** Activity **
Without altering a single word, repeat the records that follow.

□ □ □ □ □

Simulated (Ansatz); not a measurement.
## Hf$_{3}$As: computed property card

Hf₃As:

□ □ □ □ □

** Response area **
Simulated (Ansatz); not a measurement.
## Hf$_{3}$As: computed property card

Hf₃As:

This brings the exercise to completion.